:: Assignment ::
Transcribe exactly the lines that fall between the one holding "Alike in all" and the one holding "A k mesh can", inclusive, from the entries below.

:: Data for review ::
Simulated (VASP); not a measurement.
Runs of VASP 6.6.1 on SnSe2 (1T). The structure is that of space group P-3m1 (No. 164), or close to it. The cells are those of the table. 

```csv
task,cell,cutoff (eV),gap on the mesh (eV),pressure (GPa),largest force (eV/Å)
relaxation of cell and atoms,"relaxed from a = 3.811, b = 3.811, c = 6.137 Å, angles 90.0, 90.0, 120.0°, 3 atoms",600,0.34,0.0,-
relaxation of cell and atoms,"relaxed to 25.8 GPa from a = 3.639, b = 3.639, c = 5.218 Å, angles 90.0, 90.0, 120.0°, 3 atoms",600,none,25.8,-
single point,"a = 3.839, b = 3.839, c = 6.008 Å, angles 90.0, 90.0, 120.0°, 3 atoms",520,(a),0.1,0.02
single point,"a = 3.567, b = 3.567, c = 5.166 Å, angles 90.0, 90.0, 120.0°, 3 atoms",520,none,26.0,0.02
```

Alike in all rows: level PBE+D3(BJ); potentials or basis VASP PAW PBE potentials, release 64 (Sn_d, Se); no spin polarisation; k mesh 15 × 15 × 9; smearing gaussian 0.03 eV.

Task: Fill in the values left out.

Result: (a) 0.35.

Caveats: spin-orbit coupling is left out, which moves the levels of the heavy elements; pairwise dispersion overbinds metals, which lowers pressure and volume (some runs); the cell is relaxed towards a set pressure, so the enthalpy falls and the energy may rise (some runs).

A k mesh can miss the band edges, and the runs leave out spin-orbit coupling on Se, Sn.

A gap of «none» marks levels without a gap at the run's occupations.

:: Exercise output ::
Alike in all rows: level PBE+D3(BJ); potentials or basis VASP PAW PBE potentials, release 64 (Sn_d, Se); no spin polarisation; k mesh 15 × 15 × 9; smearing gaussian 0.03 eV.

Task: Fill in the values left out.

Result: (a) 0.35.

Caveats: spin-orbit coupling is left out, which moves the levels of the heavy elements; pairwise dispersion overbinds metals, which lowers pressure and volume (some runs); the cell is relaxed towards a set pressure, so the enthalpy falls and the energy may rise (some runs).

A k mesh can miss the band edges, and the runs leave out spin-orbit coupling on Se, Sn.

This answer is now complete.